WORK ITEM – Would you print the whole listing again, word for word?

────────
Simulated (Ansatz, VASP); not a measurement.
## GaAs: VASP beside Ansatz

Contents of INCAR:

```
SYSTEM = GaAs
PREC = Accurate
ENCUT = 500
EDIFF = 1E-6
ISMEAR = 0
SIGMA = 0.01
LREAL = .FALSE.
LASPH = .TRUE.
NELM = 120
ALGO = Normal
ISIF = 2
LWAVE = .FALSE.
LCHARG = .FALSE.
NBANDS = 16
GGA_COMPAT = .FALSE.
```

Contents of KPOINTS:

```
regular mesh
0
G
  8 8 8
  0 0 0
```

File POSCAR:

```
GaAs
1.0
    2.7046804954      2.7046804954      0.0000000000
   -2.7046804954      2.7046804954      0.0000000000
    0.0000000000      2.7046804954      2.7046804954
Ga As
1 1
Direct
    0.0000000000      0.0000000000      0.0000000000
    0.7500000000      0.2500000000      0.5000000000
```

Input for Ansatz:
────────

SOLUTION –
Simulated (Ansatz, VASP); not a measurement.
## GaAs: VASP beside Ansatz

Contents of INCAR:

```
SYSTEM = GaAs
PREC = Accurate
ENCUT = 500
EDIFF = 1E-6
ISMEAR = 0
SIGMA = 0.01
LREAL = .FALSE.
LASPH = .TRUE.
NELM = 120
ALGO = Normal
ISIF = 2
LWAVE = .FALSE.
LCHARG = .FALSE.
NBANDS = 16
GGA_COMPAT = .FALSE.
```

Contents of KPOINTS:

```
regular mesh
0
G
  8 8 8
  0 0 0
```

File POSCAR:

```
GaAs
1.0
    2.7046804954      2.7046804954      0.0000000000
   -2.7046804954      2.7046804954      0.0000000000
    0.0000000000      2.7046804954      2.7046804954
Ga As
1 1
Direct
    0.0000000000      0.0000000000      0.0000000000
    0.7500000000      0.2500000000      0.5000000000
```

Input for Ansatz:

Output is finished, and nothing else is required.